Top of Extracted records

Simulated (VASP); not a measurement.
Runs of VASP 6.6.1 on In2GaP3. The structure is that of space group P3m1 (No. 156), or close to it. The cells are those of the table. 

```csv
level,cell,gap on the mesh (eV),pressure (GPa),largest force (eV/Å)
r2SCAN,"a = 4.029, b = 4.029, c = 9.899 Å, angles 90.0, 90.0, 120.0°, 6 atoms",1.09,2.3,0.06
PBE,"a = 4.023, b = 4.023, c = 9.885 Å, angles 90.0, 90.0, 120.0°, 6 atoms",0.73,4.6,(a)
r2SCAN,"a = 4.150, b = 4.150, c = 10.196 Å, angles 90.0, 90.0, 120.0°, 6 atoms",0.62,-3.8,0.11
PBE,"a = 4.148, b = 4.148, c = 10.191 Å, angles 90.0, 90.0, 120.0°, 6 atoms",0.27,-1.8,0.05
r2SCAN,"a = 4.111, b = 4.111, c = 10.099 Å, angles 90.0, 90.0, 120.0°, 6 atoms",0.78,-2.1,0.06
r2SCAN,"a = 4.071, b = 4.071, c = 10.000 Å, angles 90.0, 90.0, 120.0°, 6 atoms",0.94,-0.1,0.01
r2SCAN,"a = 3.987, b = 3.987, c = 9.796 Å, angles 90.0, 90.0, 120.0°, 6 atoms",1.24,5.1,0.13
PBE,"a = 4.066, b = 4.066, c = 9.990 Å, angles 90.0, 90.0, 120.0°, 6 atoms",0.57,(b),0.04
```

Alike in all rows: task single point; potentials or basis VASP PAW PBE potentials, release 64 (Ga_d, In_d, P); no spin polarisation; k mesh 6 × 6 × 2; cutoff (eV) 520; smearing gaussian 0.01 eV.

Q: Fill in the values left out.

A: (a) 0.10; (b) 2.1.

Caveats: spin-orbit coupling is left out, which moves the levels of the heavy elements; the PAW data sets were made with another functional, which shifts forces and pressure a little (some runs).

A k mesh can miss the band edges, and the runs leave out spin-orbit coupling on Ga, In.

Bottom of Extracted records

> Work order
Take the lines from the top of the data through the one that contains "Caveats: spin-orbit coupling" and copy them exactly, leaving out every line after it.

> Task answer
Simulated (VASP); not a measurement.
Runs of VASP 6.6.1 on In2GaP3. The structure is that of space group P3m1 (No. 156), or close to it. The cells are those of the table. 

```csv
level,cell,gap on the mesh (eV),pressure (GPa),largest force (eV/Å)
r2SCAN,"a = 4.029, b = 4.029, c = 9.899 Å, angles 90.0, 90.0, 120.0°, 6 atoms",1.09,2.3,0.06
PBE,"a = 4.023, b = 4.023, c = 9.885 Å, angles 90.0, 90.0, 120.0°, 6 atoms",0.73,4.6,(a)
r2SCAN,"a = 4.150, b = 4.150, c = 10.196 Å, angles 90.0, 90.0, 120.0°, 6 atoms",0.62,-3.8,0.11
PBE,"a = 4.148, b = 4.148, c = 10.191 Å, angles 90.0, 90.0, 120.0°, 6 atoms",0.27,-1.8,0.05
r2SCAN,"a = 4.111, b = 4.111, c = 10.099 Å, angles 90.0, 90.0, 120.0°, 6 atoms",0.78,-2.1,0.06
r2SCAN,"a = 4.071, b = 4.071, c = 10.000 Å, angles 90.0, 90.0, 120.0°, 6 atoms",0.94,-0.1,0.01
r2SCAN,"a = 3.987, b = 3.987, c = 9.796 Å, angles 90.0, 90.0, 120.0°, 6 atoms",1.24,5.1,0.13
PBE,"a = 4.066, b = 4.066, c = 9.990 Å, angles 90.0, 90.0, 120.0°, 6 atoms",0.57,(b),0.04
```

Alike in all rows: task single point; potentials or basis VASP PAW PBE potentials, release 64 (Ga_d, In_d, P); no spin polarisation; k mesh 6 × 6 × 2; cutoff (eV) 520; smearing gaussian 0.01 eV.

Q: Fill in the values left out.

A: (a) 0.10; (b) 2.1.

Caveats: spin-orbit coupling is left out, which moves the levels of the heavy elements; the PAW data sets were made with another functional, which shifts forces and pressure a little (some runs).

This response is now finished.